• ASSIGNMENT:
Using the data below, output the first line and every line after it up to and including the line containing "Each step lists", exactly as written and with nothing added.

(DATA EXTRACTS begins)

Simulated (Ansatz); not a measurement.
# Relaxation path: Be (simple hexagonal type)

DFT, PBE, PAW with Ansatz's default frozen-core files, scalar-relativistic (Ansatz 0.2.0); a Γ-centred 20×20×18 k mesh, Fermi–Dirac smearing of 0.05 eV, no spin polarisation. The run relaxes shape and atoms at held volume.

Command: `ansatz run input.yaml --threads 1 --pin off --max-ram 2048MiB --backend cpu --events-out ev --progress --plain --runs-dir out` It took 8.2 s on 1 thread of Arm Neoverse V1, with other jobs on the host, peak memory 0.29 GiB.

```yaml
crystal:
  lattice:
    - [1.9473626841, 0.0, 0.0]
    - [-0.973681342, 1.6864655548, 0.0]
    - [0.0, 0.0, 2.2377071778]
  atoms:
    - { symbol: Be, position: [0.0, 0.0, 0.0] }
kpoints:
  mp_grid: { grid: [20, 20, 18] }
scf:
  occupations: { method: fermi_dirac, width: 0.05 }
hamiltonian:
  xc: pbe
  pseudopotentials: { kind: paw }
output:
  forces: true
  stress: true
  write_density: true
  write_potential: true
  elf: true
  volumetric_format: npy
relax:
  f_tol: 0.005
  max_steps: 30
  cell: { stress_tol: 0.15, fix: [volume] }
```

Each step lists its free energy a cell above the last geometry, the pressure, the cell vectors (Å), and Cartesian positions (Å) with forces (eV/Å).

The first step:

(DATA EXTRACTS ends)

• ANSWER AREA:
Simulated (Ansatz); not a measurement.
# Relaxation path: Be (simple hexagonal type)

DFT, PBE, PAW with Ansatz's default frozen-core files, scalar-relativistic (Ansatz 0.2.0); a Γ-centred 20×20×18 k mesh, Fermi–Dirac smearing of 0.05 eV, no spin polarisation. The run relaxes shape and atoms at held volume.

Command: `ansatz run input.yaml --threads 1 --pin off --max-ram 2048MiB --backend cpu --events-out ev --progress --plain --runs-dir out` It took 8.2 s on 1 thread of Arm Neoverse V1, with other jobs on the host, peak memory 0.29 GiB.

```yaml
crystal:
  lattice:
    - [1.9473626841, 0.0, 0.0]
    - [-0.973681342, 1.6864655548, 0.0]
    - [0.0, 0.0, 2.2377071778]
  atoms:
    - { symbol: Be, position: [0.0, 0.0, 0.0] }
kpoints:
  mp_grid: { grid: [20, 20, 18] }
scf:
  occupations: { method: fermi_dirac, width: 0.05 }
hamiltonian:
  xc: pbe
  pseudopotentials: { kind: paw }
output:
  forces: true
  stress: true
  write_density: true
  write_potential: true
  elf: true
  volumetric_format: npy
relax:
  f_tol: 0.005
  max_steps: 30
  cell: { stress_tol: 0.15, fix: [volume] }
```

Each step lists its free energy a cell above the last geometry, the pressure, the cell vectors (Å), and Cartesian positions (Å) with forces (eV/Å).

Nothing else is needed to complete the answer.